| PROVIDED RECORDS |
+ + + +

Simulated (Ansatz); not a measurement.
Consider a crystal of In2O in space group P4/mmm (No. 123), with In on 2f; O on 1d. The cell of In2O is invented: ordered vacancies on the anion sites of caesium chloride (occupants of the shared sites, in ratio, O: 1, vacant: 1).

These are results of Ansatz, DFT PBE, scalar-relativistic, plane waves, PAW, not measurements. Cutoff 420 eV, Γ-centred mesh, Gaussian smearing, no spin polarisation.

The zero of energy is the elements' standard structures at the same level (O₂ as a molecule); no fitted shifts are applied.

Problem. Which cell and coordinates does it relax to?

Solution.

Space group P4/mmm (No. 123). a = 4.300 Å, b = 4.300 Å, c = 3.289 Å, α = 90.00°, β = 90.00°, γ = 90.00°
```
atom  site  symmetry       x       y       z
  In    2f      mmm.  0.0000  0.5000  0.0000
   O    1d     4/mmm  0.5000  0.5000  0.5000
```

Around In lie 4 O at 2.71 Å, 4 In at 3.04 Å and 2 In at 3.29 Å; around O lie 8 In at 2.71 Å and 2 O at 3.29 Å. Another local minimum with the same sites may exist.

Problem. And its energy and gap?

+ + + +

| EXERCISE |
Keeping every line exactly as it is, retype the listing.

| WRITTEN RESPONSE |
Simulated (Ansatz); not a measurement.
Consider a crystal of In2O in space group P4/mmm (No. 123), with In on 2f; O on 1d. The cell of In2O is invented: ordered vacancies on the anion sites of caesium chloride (occupants of the shared sites, in ratio, O: 1, vacant: 1).

These are results of Ansatz, DFT PBE, scalar-relativistic, plane waves, PAW, not measurements. Cutoff 420 eV, Γ-centred mesh, Gaussian smearing, no spin polarisation.

The zero of energy is the elements' standard structures at the same level (O₂ as a molecule); no fitted shifts are applied.

Problem. Which cell and coordinates does it relax to?

Solution.

Space group P4/mmm (No. 123). a = 4.300 Å, b = 4.300 Å, c = 3.289 Å, α = 90.00°, β = 90.00°, γ = 90.00°
```
atom  site  symmetry       x       y       z
  In    2f      mmm.  0.0000  0.5000  0.0000
   O    1d     4/mmm  0.5000  0.5000  0.5000
```

Around In lie 4 O at 2.71 Å, 4 In at 3.04 Å and 2 In at 3.29 Å; around O lie 8 In at 2.71 Å and 2 O at 3.29 Å. Another local minimum with the same sites may exist.

Problem. And its energy and gap?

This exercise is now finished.